Repeat the first line of the listing and each line after it, exactly, through the line containing "Wall time 42".

[Data under study — start]

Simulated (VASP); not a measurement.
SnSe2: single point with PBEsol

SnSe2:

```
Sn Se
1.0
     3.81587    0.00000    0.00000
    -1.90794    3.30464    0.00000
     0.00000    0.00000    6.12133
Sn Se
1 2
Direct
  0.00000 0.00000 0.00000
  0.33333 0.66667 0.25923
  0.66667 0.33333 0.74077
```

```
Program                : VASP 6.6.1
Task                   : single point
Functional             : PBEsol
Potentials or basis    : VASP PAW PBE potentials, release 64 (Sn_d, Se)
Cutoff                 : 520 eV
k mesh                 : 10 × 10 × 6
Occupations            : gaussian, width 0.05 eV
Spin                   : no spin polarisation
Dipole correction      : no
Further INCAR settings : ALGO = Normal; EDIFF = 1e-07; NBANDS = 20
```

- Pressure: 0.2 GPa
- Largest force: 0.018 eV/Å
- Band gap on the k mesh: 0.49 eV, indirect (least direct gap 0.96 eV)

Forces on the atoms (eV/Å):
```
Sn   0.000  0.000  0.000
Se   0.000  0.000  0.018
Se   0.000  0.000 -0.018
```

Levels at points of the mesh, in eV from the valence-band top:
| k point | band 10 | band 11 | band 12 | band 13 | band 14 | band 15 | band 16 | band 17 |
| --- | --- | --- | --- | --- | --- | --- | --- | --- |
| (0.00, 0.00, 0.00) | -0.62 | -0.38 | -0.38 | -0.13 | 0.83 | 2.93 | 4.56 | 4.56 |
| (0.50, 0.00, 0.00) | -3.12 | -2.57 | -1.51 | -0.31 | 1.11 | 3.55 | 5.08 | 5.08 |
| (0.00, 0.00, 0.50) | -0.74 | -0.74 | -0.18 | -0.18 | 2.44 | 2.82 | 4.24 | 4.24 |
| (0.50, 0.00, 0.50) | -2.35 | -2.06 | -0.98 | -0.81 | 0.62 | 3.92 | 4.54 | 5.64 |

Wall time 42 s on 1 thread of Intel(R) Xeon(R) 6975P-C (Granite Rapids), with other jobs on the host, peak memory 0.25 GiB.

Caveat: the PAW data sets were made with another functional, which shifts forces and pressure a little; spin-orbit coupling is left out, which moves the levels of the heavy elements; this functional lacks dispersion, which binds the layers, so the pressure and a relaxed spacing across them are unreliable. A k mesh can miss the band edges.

[Data under study — finish]

▶ Response area
Simulated (VASP); not a measurement.
SnSe2: single point with PBEsol

SnSe2:

```
Sn Se
1.0
     3.81587    0.00000    0.00000
    -1.90794    3.30464    0.00000
     0.00000    0.00000    6.12133
Sn Se
1 2
Direct
  0.00000 0.00000 0.00000
  0.33333 0.66667 0.25923
  0.66667 0.33333 0.74077
```

```
Program                : VASP 6.6.1
Task                   : single point
Functional             : PBEsol
Potentials or basis    : VASP PAW PBE potentials, release 64 (Sn_d, Se)
Cutoff                 : 520 eV
k mesh                 : 10 × 10 × 6
Occupations            : gaussian, width 0.05 eV
Spin                   : no spin polarisation
Dipole correction      : no
Further INCAR settings : ALGO = Normal; EDIFF = 1e-07; NBANDS = 20
```

- Pressure: 0.2 GPa
- Largest force: 0.018 eV/Å
- Band gap on the k mesh: 0.49 eV, indirect (least direct gap 0.96 eV)

Forces on the atoms (eV/Å):
```
Sn   0.000  0.000  0.000
Se   0.000  0.000  0.018
Se   0.000  0.000 -0.018
```

Levels at points of the mesh, in eV from the valence-band top:
| k point | band 10 | band 11 | band 12 | band 13 | band 14 | band 15 | band 16 | band 17 |
| --- | --- | --- | --- | --- | --- | --- | --- | --- |
| (0.00, 0.00, 0.00) | -0.62 | -0.38 | -0.38 | -0.13 | 0.83 | 2.93 | 4.56 | 4.56 |
| (0.50, 0.00, 0.00) | -3.12 | -2.57 | -1.51 | -0.31 | 1.11 | 3.55 | 5.08 | 5.08 |
| (0.00, 0.00, 0.50) | -0.74 | -0.74 | -0.18 | -0.18 | 2.44 | 2.82 | 4.24 | 4.24 |
| (0.50, 0.00, 0.50) | -2.35 | -2.06 | -0.98 | -0.81 | 0.62 | 3.92 | 4.54 | 5.64 |

Wall time 42 s on 1 thread of Intel(R) Xeon(R) 6975P-C (Granite Rapids), with other jobs on the host, peak memory 0.25 GiB.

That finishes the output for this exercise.